§ Work task: In the material below, transcribe every line from the first through the line holding "(1) 3.0 GPa.", exactly, and stop after that line.

§ Entries shown:
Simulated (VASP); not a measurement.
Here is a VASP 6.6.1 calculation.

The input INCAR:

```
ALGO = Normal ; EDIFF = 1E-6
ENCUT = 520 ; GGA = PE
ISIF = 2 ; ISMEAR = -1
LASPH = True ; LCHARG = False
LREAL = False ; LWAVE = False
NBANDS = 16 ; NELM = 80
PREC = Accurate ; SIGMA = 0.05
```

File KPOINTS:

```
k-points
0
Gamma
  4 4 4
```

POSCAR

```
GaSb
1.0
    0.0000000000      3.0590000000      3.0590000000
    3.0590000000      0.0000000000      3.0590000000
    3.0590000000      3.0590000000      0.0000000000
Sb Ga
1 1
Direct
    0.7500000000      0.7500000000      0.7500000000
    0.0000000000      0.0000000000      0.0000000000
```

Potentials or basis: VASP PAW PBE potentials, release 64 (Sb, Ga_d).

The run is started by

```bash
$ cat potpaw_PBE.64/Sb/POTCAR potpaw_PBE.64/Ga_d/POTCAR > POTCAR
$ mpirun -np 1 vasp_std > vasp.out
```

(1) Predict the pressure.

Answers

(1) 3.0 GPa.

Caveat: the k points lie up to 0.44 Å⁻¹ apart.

§ Answer section:
Simulated (VASP); not a measurement.
Here is a VASP 6.6.1 calculation.

The input INCAR:

```
ALGO = Normal ; EDIFF = 1E-6
ENCUT = 520 ; GGA = PE
ISIF = 2 ; ISMEAR = -1
LASPH = True ; LCHARG = False
LREAL = False ; LWAVE = False
NBANDS = 16 ; NELM = 80
PREC = Accurate ; SIGMA = 0.05
```

File KPOINTS:

```
k-points
0
Gamma
  4 4 4
```

POSCAR

```
GaSb
1.0
    0.0000000000      3.0590000000      3.0590000000
    3.0590000000      0.0000000000      3.0590000000
    3.0590000000      3.0590000000      0.0000000000
Sb Ga
1 1
Direct
    0.7500000000      0.7500000000      0.7500000000
    0.0000000000      0.0000000000      0.0000000000
```

Potentials or basis: VASP PAW PBE potentials, release 64 (Sb, Ga_d).

The run is started by

```bash
$ cat potpaw_PBE.64/Sb/POTCAR potpaw_PBE.64/Ga_d/POTCAR > POTCAR
$ mpirun -np 1 vasp_std > vasp.out
```

(1) Predict the pressure.

Answers

(1) 3.0 GPa.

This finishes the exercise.